● Activity: Every line of the material is to be duplicated precisely.

↓

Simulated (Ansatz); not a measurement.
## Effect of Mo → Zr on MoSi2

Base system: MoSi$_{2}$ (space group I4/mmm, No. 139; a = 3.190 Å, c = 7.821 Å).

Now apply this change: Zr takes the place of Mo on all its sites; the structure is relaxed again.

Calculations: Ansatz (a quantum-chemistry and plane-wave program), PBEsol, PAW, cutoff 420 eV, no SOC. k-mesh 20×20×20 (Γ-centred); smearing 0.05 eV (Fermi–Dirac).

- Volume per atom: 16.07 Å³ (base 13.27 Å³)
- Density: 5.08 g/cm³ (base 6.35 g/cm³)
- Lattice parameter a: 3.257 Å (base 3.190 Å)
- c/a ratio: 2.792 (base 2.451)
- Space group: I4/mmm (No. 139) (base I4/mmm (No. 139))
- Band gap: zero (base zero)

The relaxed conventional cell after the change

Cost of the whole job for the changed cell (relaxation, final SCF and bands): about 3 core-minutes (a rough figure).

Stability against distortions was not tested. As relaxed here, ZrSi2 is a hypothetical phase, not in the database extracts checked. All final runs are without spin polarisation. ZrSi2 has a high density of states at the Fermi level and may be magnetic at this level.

↑

● Task solution:
Simulated (Ansatz); not a measurement.
## Effect of Mo → Zr on MoSi2

Base system: MoSi$_{2}$ (space group I4/mmm, No. 139; a = 3.190 Å, c = 7.821 Å).

Now apply this change: Zr takes the place of Mo on all its sites; the structure is relaxed again.

Calculations: Ansatz (a quantum-chemistry and plane-wave program), PBEsol, PAW, cutoff 420 eV, no SOC. k-mesh 20×20×20 (Γ-centred); smearing 0.05 eV (Fermi–Dirac).

- Volume per atom: 16.07 Å³ (base 13.27 Å³)
- Density: 5.08 g/cm³ (base 6.35 g/cm³)
- Lattice parameter a: 3.257 Å (base 3.190 Å)
- c/a ratio: 2.792 (base 2.451)
- Space group: I4/mmm (No. 139) (base I4/mmm (No. 139))
- Band gap: zero (base zero)

The relaxed conventional cell after the change

Cost of the whole job for the changed cell (relaxation, final SCF and bands): about 3 core-minutes (a rough figure).

Stability against distortions was not tested. As relaxed here, ZrSi2 is a hypothetical phase, not in the database extracts checked. All final runs are without spin polarisation. ZrSi2 has a high density of states at the Fermi level and may be magnetic at this level.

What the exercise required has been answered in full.